- **Brief**: Beginning with the first line below, please restate each line exactly, down to and including the line containing "Alike in both".

- **Records shown**:
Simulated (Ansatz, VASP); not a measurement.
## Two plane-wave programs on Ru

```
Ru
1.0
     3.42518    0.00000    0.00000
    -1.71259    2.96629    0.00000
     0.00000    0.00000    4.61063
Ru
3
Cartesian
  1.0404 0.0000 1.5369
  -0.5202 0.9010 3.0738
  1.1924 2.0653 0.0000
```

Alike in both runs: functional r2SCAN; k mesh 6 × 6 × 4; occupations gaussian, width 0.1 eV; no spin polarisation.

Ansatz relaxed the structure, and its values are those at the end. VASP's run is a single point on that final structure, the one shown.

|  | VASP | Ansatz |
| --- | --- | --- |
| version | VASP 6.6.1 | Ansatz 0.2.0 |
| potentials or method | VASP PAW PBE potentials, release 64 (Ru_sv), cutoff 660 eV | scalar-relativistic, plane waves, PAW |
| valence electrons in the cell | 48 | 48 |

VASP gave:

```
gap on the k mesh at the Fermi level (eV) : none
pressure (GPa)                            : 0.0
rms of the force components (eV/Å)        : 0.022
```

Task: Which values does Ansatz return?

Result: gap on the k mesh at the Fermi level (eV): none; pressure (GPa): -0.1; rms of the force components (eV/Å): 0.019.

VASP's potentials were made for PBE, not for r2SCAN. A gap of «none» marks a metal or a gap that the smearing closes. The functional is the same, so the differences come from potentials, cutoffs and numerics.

- **Written response**:
Simulated (Ansatz, VASP); not a measurement.
## Two plane-wave programs on Ru

```
Ru
1.0
     3.42518    0.00000    0.00000
    -1.71259    2.96629    0.00000
     0.00000    0.00000    4.61063
Ru
3
Cartesian
  1.0404 0.0000 1.5369
  -0.5202 0.9010 3.0738
  1.1924 2.0653 0.0000
```

Alike in both runs: functional r2SCAN; k mesh 6 × 6 × 4; occupations gaussian, width 0.1 eV; no spin polarisation.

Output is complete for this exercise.